══════════
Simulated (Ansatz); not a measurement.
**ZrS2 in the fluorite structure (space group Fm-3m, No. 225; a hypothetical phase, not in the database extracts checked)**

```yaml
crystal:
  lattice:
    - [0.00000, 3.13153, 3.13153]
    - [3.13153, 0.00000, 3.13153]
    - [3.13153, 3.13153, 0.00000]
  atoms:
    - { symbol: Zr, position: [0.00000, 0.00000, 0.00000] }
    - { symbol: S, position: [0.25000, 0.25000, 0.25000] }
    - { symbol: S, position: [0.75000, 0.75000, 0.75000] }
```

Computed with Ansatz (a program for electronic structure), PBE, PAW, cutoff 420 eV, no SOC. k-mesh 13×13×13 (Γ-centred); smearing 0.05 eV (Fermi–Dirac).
══════════

Exercise: Give back the whole listing exactly as it reads.

Answer area:
Simulated (Ansatz); not a measurement.
**ZrS2 in the fluorite structure (space group Fm-3m, No. 225; a hypothetical phase, not in the database extracts checked)**

```yaml
crystal:
  lattice:
    - [0.00000, 3.13153, 3.13153]
    - [3.13153, 0.00000, 3.13153]
    - [3.13153, 3.13153, 0.00000]
  atoms:
    - { symbol: Zr, position: [0.00000, 0.00000, 0.00000] }
    - { symbol: S, position: [0.25000, 0.25000, 0.25000] }
    - { symbol: S, position: [0.75000, 0.75000, 0.75000] }
```

Computed with Ansatz (a program for electronic structure), PBE, PAW, cutoff 420 eV, no SOC. k-mesh 13×13×13 (Γ-centred); smearing 0.05 eV (Fermi–Dirac).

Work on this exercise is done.